Assigned task |
Word for word, restate the lines of the data from the first through the one containing "Values are calculated", and nothing else.

Dataset excerpts |

★ ★ ★

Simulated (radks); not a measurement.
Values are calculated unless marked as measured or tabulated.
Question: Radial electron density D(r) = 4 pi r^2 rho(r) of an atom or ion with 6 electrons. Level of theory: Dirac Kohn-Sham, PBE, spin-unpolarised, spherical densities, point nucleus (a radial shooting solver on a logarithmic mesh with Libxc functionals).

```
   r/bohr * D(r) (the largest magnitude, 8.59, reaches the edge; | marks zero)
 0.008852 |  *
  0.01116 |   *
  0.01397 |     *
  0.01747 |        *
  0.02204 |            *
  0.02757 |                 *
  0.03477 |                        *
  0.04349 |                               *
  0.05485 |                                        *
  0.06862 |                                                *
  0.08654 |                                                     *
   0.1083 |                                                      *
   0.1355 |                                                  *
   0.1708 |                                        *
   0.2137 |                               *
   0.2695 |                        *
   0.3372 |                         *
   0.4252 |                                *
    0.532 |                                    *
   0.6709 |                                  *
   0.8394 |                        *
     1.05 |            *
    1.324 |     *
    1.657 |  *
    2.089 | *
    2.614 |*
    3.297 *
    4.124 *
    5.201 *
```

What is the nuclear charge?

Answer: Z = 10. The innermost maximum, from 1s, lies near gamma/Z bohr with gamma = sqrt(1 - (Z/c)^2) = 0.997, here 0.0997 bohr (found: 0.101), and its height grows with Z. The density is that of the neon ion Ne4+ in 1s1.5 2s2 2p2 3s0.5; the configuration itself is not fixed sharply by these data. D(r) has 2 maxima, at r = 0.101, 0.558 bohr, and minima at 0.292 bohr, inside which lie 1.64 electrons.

★ ★ ★

Exercise output |
Simulated (radks); not a measurement.
Values are calculated unless marked as measured or tabulated.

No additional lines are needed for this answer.